#### Supplied material

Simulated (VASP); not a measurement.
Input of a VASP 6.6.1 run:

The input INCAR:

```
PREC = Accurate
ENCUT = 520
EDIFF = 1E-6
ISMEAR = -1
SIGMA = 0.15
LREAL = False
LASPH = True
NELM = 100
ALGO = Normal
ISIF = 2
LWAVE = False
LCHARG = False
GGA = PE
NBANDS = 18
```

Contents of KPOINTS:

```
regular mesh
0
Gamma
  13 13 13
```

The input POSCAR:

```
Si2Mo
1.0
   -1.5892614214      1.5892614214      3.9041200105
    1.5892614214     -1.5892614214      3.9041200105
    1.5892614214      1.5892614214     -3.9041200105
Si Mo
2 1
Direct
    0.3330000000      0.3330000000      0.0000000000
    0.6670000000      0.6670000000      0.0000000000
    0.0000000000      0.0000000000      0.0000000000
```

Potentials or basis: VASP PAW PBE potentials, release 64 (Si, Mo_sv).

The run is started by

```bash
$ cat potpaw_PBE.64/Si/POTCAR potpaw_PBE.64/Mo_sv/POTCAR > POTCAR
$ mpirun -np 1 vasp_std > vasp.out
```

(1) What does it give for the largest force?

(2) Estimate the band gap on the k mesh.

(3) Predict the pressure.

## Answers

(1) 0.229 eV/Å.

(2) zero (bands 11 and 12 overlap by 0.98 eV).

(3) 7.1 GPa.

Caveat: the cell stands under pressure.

########

• [Work item]:
Return every line of the material above exactly.

• [Response]:
Simulated (VASP); not a measurement.
Input of a VASP 6.6.1 run:

The input INCAR:

```
PREC = Accurate
ENCUT = 520
EDIFF = 1E-6
ISMEAR = -1
SIGMA = 0.15
LREAL = False
LASPH = True
NELM = 100
ALGO = Normal
ISIF = 2
LWAVE = False
LCHARG = False
GGA = PE
NBANDS = 18
```

Contents of KPOINTS:

```
regular mesh
0
Gamma
  13 13 13
```

The input POSCAR:

```
Si2Mo
1.0
   -1.5892614214      1.5892614214      3.9041200105
    1.5892614214     -1.5892614214      3.9041200105
    1.5892614214      1.5892614214     -3.9041200105
Si Mo
2 1
Direct
    0.3330000000      0.3330000000      0.0000000000
    0.6670000000      0.6670000000      0.0000000000
    0.0000000000      0.0000000000      0.0000000000
```

Potentials or basis: VASP PAW PBE potentials, release 64 (Si, Mo_sv).

The run is started by

```bash
$ cat potpaw_PBE.64/Si/POTCAR potpaw_PBE.64/Mo_sv/POTCAR > POTCAR
$ mpirun -np 1 vasp_std > vasp.out
```

(1) What does it give for the largest force?

(2) Estimate the band gap on the k mesh.

(3) Predict the pressure.

## Answers

(1) 0.229 eV/Å.

(2) zero (bands 11 and 12 overlap by 0.98 eV).

(3) 7.1 GPa.

Caveat: the cell stands under pressure.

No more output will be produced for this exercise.